## [Work request]
Here is a block of entries. Write out its lines exactly, from the first through the one containing "Ansatz 0.2.0 |".

## [Dataset extract]
▽

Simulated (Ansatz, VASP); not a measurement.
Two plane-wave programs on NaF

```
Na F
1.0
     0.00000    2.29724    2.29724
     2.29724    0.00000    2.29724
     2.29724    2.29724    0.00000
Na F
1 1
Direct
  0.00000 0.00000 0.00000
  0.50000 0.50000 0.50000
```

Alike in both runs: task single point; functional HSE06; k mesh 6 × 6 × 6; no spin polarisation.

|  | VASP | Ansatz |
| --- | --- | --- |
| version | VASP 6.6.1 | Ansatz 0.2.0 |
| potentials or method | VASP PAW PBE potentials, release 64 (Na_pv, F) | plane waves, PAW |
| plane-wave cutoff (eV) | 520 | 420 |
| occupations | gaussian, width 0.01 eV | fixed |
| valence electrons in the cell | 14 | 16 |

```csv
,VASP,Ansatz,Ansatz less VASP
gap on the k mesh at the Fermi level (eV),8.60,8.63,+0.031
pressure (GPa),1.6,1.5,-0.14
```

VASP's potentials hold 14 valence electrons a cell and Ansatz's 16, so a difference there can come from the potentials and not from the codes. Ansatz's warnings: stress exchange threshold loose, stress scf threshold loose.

△

## [Task solution]
Simulated (Ansatz, VASP); not a measurement.
Two plane-wave programs on NaF

```
Na F
1.0
     0.00000    2.29724    2.29724
     2.29724    0.00000    2.29724
     2.29724    2.29724    0.00000
Na F
1 1
Direct
  0.00000 0.00000 0.00000
  0.50000 0.50000 0.50000
```

Alike in both runs: task single point; functional HSE06; k mesh 6 × 6 × 6; no spin polarisation.

|  | VASP | Ansatz |
| --- | --- | --- |
| version | VASP 6.6.1 | Ansatz 0.2.0 |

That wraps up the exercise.